**Excerpted data:**
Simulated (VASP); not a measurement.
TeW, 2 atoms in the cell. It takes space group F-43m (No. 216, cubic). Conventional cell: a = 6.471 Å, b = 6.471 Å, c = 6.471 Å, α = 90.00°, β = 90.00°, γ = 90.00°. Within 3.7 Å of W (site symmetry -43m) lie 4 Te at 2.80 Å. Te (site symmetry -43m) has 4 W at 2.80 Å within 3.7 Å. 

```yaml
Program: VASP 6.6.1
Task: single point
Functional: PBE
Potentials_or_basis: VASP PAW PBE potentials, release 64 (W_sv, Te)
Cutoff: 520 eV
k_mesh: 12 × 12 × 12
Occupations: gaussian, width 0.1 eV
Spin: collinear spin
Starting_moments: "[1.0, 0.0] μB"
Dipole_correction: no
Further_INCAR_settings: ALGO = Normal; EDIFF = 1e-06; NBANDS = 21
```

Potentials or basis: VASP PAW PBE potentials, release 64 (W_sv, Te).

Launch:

**Brief:** Reproduce the entire listing. Keep every word as it is.

**Exercise result:**
Simulated (VASP); not a measurement.
TeW, 2 atoms in the cell. It takes space group F-43m (No. 216, cubic). Conventional cell: a = 6.471 Å, b = 6.471 Å, c = 6.471 Å, α = 90.00°, β = 90.00°, γ = 90.00°. Within 3.7 Å of W (site symmetry -43m) lie 4 Te at 2.80 Å. Te (site symmetry -43m) has 4 W at 2.80 Å within 3.7 Å. 

```yaml
Program: VASP 6.6.1
Task: single point
Functional: PBE
Potentials_or_basis: VASP PAW PBE potentials, release 64 (W_sv, Te)
Cutoff: 520 eV
k_mesh: 12 × 12 × 12
Occupations: gaussian, width 0.1 eV
Spin: collinear spin
Starting_moments: "[1.0, 0.0] μB"
Dipole_correction: no
Further_INCAR_settings: ALGO = Normal; EDIFF = 1e-06; NBANDS = 21
```

Potentials or basis: VASP PAW PBE potentials, release 64 (W_sv, Te).

Launch:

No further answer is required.